* _INFORMATION GIVEN_
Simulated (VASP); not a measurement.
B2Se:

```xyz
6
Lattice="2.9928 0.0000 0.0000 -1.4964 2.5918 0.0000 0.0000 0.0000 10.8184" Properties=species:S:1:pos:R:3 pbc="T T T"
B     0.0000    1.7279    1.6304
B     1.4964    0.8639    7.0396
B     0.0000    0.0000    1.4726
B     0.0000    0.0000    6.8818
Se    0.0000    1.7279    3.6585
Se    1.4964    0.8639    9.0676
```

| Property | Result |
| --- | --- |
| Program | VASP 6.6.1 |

* _WORK TASK_
Return the material in full, exactly as shown.

* _TASK RESULT_
Simulated (VASP); not a measurement.
B2Se:

```xyz
6
Lattice="2.9928 0.0000 0.0000 -1.4964 2.5918 0.0000 0.0000 0.0000 10.8184" Properties=species:S:1:pos:R:3 pbc="T T T"
B     0.0000    1.7279    1.6304
B     1.4964    0.8639    7.0396
B     0.0000    0.0000    1.4726
B     0.0000    0.0000    6.8818
Se    0.0000    1.7279    3.6585
Se    1.4964    0.8639    9.0676
```

| Property | Result |
| --- | --- |
| Program | VASP 6.6.1 |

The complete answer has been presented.